Requirement -
From the entries below, please output exactly the lines starting at the one containing "The input files" and ending at the one containing "Q: Translate this", both included.

Dataset content -
>>>>>

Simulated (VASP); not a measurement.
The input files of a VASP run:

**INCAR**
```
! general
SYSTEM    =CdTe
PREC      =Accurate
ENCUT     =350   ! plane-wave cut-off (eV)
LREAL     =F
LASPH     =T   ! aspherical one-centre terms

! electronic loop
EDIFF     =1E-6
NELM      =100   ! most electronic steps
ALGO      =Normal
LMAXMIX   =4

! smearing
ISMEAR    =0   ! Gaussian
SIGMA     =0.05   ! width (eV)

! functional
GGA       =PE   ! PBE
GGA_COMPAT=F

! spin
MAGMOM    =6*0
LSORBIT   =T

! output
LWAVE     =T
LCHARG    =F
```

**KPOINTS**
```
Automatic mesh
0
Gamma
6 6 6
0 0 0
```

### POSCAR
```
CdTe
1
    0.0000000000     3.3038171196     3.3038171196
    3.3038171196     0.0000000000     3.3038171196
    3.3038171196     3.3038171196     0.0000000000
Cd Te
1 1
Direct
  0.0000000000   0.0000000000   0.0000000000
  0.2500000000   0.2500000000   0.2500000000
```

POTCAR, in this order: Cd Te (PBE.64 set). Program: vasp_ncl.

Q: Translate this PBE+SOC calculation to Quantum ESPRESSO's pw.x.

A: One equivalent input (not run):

<<<<<

Problem solution -
The input files of a VASP run:

**INCAR**
```
! general
SYSTEM    =CdTe
PREC      =Accurate
ENCUT     =350   ! plane-wave cut-off (eV)
LREAL     =F
LASPH     =T   ! aspherical one-centre terms

! electronic loop
EDIFF     =1E-6
NELM      =100   ! most electronic steps
ALGO      =Normal
LMAXMIX   =4

! smearing
ISMEAR    =0   ! Gaussian
SIGMA     =0.05   ! width (eV)

! functional
GGA       =PE   ! PBE
GGA_COMPAT=F

! spin
MAGMOM    =6*0
LSORBIT   =T

! output
LWAVE     =T
LCHARG    =F
```

**KPOINTS**
```
Automatic mesh
0
Gamma
6 6 6
0 0 0
```

### POSCAR
```
CdTe
1
    0.0000000000     3.3038171196     3.3038171196
    3.3038171196     0.0000000000     3.3038171196
    3.3038171196     3.3038171196     0.0000000000
Cd Te
1 1
Direct
  0.0000000000   0.0000000000   0.0000000000
  0.2500000000   0.2500000000   0.2500000000
```

POTCAR, in this order: Cd Te (PBE.64 set). Program: vasp_ncl.

Q: Translate this PBE+SOC calculation to Quantum ESPRESSO's pw.x.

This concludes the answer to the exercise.